Work order |
Retype the full listing without altering anything.

_____
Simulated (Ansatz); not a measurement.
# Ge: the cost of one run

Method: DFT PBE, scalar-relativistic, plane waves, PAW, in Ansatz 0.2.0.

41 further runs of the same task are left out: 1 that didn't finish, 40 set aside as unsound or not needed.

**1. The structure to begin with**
_____

Answer area |
Simulated (Ansatz); not a measurement.
# Ge: the cost of one run

Method: DFT PBE, scalar-relativistic, plane waves, PAW, in Ansatz 0.2.0.

41 further runs of the same task are left out: 1 that didn't finish, 40 set aside as unsound or not needed.

**1. The structure to begin with**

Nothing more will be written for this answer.